▶ _WORK REQUEST_
Set down, exactly, every line from the top of the listing through the one holding "Q: Is this structure".

=== RECORD EXCERPTS ===

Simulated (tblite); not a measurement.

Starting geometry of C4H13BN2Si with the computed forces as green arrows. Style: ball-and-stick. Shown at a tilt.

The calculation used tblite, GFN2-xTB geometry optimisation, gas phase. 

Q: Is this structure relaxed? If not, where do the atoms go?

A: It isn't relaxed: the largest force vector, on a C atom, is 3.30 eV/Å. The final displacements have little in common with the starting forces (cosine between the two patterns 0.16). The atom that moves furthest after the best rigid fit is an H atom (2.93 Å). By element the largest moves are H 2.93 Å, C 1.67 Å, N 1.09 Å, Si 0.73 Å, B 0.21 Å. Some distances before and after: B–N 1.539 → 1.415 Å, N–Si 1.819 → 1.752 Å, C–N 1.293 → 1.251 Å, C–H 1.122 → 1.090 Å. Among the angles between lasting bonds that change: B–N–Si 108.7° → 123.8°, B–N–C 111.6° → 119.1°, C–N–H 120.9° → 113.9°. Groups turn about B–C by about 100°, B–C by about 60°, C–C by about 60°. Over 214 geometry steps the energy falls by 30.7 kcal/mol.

===

▶ _YOUR SOLUTION_
Simulated (tblite); not a measurement.

Starting geometry of C4H13BN2Si with the computed forces as green arrows. Style: ball-and-stick. Shown at a tilt.

The calculation used tblite, GFN2-xTB geometry optimisation, gas phase. 

Q: Is this structure relaxed? If not, where do the atoms go?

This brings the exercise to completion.